*Task item:*
The answer is to be an exact copy of the lines below running from the line with "Most raw output is cut from this account." down to the line with "Symmetry: F-43m, No.", both ends included, and nothing more.

*Dataset:*
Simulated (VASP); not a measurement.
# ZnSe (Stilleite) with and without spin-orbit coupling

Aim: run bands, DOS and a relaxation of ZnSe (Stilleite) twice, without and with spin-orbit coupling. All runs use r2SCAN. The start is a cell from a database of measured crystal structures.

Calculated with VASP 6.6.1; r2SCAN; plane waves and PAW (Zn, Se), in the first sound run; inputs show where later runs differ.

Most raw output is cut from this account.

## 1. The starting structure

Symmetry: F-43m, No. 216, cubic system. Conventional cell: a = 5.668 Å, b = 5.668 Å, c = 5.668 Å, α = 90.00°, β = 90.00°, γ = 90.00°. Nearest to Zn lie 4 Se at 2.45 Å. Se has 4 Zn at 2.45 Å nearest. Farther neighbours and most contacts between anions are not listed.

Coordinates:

*Task answer:*
Most raw output is cut from this account.

## 1. The starting structure

Symmetry: F-43m, No. 216, cubic system. Conventional cell: a = 5.668 Å, b = 5.668 Å, c = 5.668 Å, α = 90.00°, β = 90.00°, γ = 90.00°. Nearest to Zn lie 4 Se at 2.45 Å. Se has 4 Zn at 2.45 Å nearest. Farther neighbours and most contacts between anions are not listed.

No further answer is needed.